■ Listed records:
=====

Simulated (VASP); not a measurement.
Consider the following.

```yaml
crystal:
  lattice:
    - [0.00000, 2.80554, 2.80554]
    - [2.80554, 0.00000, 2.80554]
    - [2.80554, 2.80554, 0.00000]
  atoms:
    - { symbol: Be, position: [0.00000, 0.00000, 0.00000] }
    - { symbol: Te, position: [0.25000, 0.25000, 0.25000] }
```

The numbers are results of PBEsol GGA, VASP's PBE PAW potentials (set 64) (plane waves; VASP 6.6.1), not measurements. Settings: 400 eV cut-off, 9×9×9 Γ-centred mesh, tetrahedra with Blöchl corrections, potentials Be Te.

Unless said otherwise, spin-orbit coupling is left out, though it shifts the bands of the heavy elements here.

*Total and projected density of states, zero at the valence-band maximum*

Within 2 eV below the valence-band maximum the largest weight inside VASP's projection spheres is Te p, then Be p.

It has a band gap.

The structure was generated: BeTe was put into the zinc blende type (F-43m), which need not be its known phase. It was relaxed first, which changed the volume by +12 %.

=====

■ Task item: Each line from the first line of the entries up to and including the line containing "Within 2 eV" should be transcribed exactly, with all other lines left out.

■ Your solution:
Simulated (VASP); not a measurement.
Consider the following.

```yaml
crystal:
  lattice:
    - [0.00000, 2.80554, 2.80554]
    - [2.80554, 0.00000, 2.80554]
    - [2.80554, 2.80554, 0.00000]
  atoms:
    - { symbol: Be, position: [0.00000, 0.00000, 0.00000] }
    - { symbol: Te, position: [0.25000, 0.25000, 0.25000] }
```

The numbers are results of PBEsol GGA, VASP's PBE PAW potentials (set 64) (plane waves; VASP 6.6.1), not measurements. Settings: 400 eV cut-off, 9×9×9 Γ-centred mesh, tetrahedra with Blöchl corrections, potentials Be Te.

Unless said otherwise, spin-orbit coupling is left out, though it shifts the bands of the heavy elements here.

*Total and projected density of states, zero at the valence-band maximum*

Within 2 eV below the valence-band maximum the largest weight inside VASP's projection spheres is Te p, then Be p.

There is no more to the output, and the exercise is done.